> _Work task_: Those lines of the material below that fall between its first line and the line with "Alike in both", both included, are to be repeated exactly.

> _Data for analysis_:
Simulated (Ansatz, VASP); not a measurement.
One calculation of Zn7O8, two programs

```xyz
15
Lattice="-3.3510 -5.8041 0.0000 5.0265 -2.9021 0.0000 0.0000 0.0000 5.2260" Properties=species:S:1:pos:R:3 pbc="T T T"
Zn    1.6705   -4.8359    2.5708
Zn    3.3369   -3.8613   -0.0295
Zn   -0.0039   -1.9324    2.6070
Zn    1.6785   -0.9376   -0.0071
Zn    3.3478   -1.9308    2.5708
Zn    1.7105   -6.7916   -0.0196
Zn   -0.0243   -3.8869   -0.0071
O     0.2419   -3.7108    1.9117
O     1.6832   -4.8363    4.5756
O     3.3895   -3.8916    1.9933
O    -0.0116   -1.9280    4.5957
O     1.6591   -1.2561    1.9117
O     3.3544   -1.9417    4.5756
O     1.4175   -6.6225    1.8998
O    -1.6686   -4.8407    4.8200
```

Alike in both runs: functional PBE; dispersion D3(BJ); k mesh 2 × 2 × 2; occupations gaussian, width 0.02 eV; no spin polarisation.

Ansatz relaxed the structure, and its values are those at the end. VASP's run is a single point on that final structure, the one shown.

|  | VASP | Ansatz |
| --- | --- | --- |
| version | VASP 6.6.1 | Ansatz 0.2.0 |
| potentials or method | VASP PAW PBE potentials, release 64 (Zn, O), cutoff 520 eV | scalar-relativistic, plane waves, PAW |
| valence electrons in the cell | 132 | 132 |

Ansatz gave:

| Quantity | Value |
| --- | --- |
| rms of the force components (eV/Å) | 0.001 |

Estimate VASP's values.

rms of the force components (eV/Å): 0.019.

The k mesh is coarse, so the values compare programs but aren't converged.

> _Task answer_:
Simulated (Ansatz, VASP); not a measurement.
One calculation of Zn7O8, two programs

```xyz
15
Lattice="-3.3510 -5.8041 0.0000 5.0265 -2.9021 0.0000 0.0000 0.0000 5.2260" Properties=species:S:1:pos:R:3 pbc="T T T"
Zn    1.6705   -4.8359    2.5708
Zn    3.3369   -3.8613   -0.0295
Zn   -0.0039   -1.9324    2.6070
Zn    1.6785   -0.9376   -0.0071
Zn    3.3478   -1.9308    2.5708
Zn    1.7105   -6.7916   -0.0196
Zn   -0.0243   -3.8869   -0.0071
O     0.2419   -3.7108    1.9117
O     1.6832   -4.8363    4.5756
O     3.3895   -3.8916    1.9933
O    -0.0116   -1.9280    4.5957
O     1.6591   -1.2561    1.9117
O     3.3544   -1.9417    4.5756
O     1.4175   -6.6225    1.8998
O    -1.6686   -4.8407    4.8200
```

Alike in both runs: functional PBE; dispersion D3(BJ); k mesh 2 × 2 × 2; occupations gaussian, width 0.02 eV; no spin polarisation.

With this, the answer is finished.